■ Work order: Restate the listing below with no word altered.

■ Data supplied:
*** Begin section ***
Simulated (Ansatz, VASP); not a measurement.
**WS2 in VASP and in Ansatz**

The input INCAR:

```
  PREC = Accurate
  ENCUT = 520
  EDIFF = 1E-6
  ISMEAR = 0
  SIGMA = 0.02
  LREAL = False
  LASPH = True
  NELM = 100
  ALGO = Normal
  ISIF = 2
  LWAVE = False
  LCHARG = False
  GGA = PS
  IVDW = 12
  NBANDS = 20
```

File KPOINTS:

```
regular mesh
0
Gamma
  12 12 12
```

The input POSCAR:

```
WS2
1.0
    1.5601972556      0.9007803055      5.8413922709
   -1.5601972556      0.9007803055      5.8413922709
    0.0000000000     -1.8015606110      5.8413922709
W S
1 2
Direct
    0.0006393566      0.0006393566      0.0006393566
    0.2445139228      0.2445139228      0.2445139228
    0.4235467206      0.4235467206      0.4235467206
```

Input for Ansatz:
*** End section ***

■ Written answer:
Simulated (Ansatz, VASP); not a measurement.
**WS2 in VASP and in Ansatz**

The input INCAR:

```
  PREC = Accurate
  ENCUT = 520
  EDIFF = 1E-6
  ISMEAR = 0
  SIGMA = 0.02
  LREAL = False
  LASPH = True
  NELM = 100
  ALGO = Normal
  ISIF = 2
  LWAVE = False
  LCHARG = False
  GGA = PS
  IVDW = 12
  NBANDS = 20
```

File KPOINTS:

```
regular mesh
0
Gamma
  12 12 12
```

The input POSCAR:

```
WS2
1.0
    1.5601972556      0.9007803055      5.8413922709
   -1.5601972556      0.9007803055      5.8413922709
    0.0000000000     -1.8015606110      5.8413922709
W S
1 2
Direct
    0.0006393566      0.0006393566      0.0006393566
    0.2445139228      0.2445139228      0.2445139228
    0.4235467206      0.4235467206      0.4235467206
```

Input for Ansatz:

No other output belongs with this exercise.